- _Requirement_: Print the listing exactly, but only as far as the line containing "Correlated methods: 13". The first line and that line are both included.

- _Raw data_:
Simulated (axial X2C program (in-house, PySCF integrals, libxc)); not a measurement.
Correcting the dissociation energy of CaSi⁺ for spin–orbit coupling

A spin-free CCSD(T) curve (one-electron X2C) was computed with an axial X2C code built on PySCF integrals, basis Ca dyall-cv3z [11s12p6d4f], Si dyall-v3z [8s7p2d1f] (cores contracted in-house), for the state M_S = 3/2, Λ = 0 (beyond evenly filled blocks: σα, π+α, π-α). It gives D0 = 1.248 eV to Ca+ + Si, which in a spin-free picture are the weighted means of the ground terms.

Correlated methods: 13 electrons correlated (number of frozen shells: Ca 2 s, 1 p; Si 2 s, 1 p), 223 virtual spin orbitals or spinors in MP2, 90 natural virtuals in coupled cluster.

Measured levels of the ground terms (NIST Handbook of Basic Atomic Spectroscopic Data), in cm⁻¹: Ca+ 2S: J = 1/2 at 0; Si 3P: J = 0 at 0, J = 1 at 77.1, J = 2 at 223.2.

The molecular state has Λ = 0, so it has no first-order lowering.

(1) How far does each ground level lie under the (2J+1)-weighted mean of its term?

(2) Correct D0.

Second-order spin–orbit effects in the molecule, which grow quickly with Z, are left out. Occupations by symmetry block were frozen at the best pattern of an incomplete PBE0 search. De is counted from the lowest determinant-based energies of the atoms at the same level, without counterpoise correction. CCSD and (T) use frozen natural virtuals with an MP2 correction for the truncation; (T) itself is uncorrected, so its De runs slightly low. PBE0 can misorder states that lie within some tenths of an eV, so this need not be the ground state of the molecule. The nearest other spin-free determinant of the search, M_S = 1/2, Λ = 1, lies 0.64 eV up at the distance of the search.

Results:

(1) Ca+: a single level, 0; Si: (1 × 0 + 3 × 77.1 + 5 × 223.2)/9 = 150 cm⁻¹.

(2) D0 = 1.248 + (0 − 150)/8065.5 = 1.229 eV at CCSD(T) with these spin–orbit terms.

- _Task solution_:
Simulated (axial X2C program (in-house, PySCF integrals, libxc)); not a measurement.
Correcting the dissociation energy of CaSi⁺ for spin–orbit coupling

A spin-free CCSD(T) curve (one-electron X2C) was computed with an axial X2C code built on PySCF integrals, basis Ca dyall-cv3z [11s12p6d4f], Si dyall-v3z [8s7p2d1f] (cores contracted in-house), for the state M_S = 3/2, Λ = 0 (beyond evenly filled blocks: σα, π+α, π-α). It gives D0 = 1.248 eV to Ca+ + Si, which in a spin-free picture are the weighted means of the ground terms.

Correlated methods: 13 electrons correlated (number of frozen shells: Ca 2 s, 1 p; Si 2 s, 1 p), 223 virtual spin orbitals or spinors in MP2, 90 natural virtuals in coupled cluster.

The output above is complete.